> Dataset records:
== == ==
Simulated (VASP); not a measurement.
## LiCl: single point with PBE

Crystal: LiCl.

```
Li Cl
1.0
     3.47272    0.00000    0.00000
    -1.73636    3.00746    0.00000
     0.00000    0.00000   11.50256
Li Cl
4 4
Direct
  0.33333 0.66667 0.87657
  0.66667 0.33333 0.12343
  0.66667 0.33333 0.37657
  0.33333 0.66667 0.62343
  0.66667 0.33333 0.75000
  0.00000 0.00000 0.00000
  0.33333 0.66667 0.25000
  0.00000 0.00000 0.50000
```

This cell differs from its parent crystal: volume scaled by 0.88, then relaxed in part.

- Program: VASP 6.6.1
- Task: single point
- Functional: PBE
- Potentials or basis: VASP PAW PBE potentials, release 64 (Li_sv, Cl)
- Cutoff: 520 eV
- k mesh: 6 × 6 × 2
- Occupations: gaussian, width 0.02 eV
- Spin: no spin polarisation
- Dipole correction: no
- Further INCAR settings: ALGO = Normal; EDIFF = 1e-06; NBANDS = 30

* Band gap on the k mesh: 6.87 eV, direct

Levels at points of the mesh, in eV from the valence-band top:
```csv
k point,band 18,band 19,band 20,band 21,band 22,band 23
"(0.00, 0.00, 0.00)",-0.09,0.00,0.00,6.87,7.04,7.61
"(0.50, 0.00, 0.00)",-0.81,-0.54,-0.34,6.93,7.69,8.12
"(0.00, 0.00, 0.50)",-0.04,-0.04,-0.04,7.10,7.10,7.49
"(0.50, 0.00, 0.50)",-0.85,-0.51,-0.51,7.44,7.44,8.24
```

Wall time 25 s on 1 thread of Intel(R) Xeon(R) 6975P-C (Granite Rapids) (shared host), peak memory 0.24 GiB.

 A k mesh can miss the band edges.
== == ==

> Work task:
Please write out exactly the lines from the start of the data through the line that contains "- Spin: no spin polarisation", both ends included, and nothing else.

> Written response:
Simulated (VASP); not a measurement.
## LiCl: single point with PBE

Crystal: LiCl.

```
Li Cl
1.0
     3.47272    0.00000    0.00000
    -1.73636    3.00746    0.00000
     0.00000    0.00000   11.50256
Li Cl
4 4
Direct
  0.33333 0.66667 0.87657
  0.66667 0.33333 0.12343
  0.66667 0.33333 0.37657
  0.33333 0.66667 0.62343
  0.66667 0.33333 0.75000
  0.00000 0.00000 0.00000
  0.33333 0.66667 0.25000
  0.00000 0.00000 0.50000
```

This cell differs from its parent crystal: volume scaled by 0.88, then relaxed in part.

- Program: VASP 6.6.1
- Task: single point
- Functional: PBE
- Potentials or basis: VASP PAW PBE potentials, release 64 (Li_sv, Cl)
- Cutoff: 520 eV
- k mesh: 6 × 6 × 2
- Occupations: gaussian, width 0.02 eV
- Spin: no spin polarisation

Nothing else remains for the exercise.